Extracted entries:
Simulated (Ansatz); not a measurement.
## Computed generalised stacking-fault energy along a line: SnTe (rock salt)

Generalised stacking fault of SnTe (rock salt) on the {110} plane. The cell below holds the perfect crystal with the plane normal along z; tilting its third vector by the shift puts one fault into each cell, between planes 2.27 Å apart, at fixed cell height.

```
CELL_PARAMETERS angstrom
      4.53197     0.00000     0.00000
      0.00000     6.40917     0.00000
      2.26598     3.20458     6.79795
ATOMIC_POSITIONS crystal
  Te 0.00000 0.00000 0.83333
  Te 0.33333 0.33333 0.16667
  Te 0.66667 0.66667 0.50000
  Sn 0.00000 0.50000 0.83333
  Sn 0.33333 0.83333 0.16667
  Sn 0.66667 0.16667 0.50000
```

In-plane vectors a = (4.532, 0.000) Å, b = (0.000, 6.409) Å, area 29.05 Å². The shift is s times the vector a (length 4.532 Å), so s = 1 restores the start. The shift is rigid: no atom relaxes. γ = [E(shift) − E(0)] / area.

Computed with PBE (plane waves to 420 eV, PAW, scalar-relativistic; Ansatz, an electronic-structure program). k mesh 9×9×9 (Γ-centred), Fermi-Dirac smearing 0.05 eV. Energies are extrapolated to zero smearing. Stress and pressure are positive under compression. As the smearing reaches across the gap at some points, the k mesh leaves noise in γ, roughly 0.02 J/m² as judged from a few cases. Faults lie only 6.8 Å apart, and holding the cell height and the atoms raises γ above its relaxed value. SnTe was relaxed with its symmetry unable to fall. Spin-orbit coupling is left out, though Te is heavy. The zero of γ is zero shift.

Work item: Only the lines from the first line of the records through the line with "In-plane vectors a" should be reproduced, exactly and with nothing added.

Written solution:
Simulated (Ansatz); not a measurement.
## Computed generalised stacking-fault energy along a line: SnTe (rock salt)

Generalised stacking fault of SnTe (rock salt) on the {110} plane. The cell below holds the perfect crystal with the plane normal along z; tilting its third vector by the shift puts one fault into each cell, between planes 2.27 Å apart, at fixed cell height.

```
CELL_PARAMETERS angstrom
      4.53197     0.00000     0.00000
      0.00000     6.40917     0.00000
      2.26598     3.20458     6.79795
ATOMIC_POSITIONS crystal
  Te 0.00000 0.00000 0.83333
  Te 0.33333 0.33333 0.16667
  Te 0.66667 0.66667 0.50000
  Sn 0.00000 0.50000 0.83333
  Sn 0.33333 0.83333 0.16667
  Sn 0.66667 0.16667 0.50000
```

In-plane vectors a = (4.532, 0.000) Å, b = (0.000, 6.409) Å, area 29.05 Å². The shift is s times the vector a (length 4.532 Å), so s = 1 restores the start. The shift is rigid: no atom relaxes. γ = [E(shift) − E(0)] / area.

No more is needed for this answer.